[Dataset entries]

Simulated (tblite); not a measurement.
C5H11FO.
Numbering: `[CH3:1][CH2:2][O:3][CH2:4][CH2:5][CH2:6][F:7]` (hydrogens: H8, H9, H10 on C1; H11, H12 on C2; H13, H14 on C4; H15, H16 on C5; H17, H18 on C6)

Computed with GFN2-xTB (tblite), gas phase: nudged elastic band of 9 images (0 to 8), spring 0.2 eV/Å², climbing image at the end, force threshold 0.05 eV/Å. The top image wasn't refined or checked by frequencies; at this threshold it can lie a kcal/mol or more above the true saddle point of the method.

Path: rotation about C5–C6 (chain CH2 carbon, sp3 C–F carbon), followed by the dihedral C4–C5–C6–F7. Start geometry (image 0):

[/Dataset entries]

:: Work order ::
Reproduce, word for word and in full, only the lines above that start at the line with "H17, H18 on C6)" and run through the line with "Computed with GFN2-xTB", both ends included.

:: Exercise answer ::
Numbering: `[CH3:1][CH2:2][O:3][CH2:4][CH2:5][CH2:6][F:7]` (hydrogens: H8, H9, H10 on C1; H11, H12 on C2; H13, H14 on C4; H15, H16 on C5; H17, H18 on C6)

Computed with GFN2-xTB (tblite), gas phase: nudged elastic band of 9 images (0 to 8), spring 0.2 eV/Å², climbing image at the end, force threshold 0.05 eV/Å. The top image wasn't refined or checked by frequencies; at this threshold it can lie a kcal/mol or more above the true saddle point of the method.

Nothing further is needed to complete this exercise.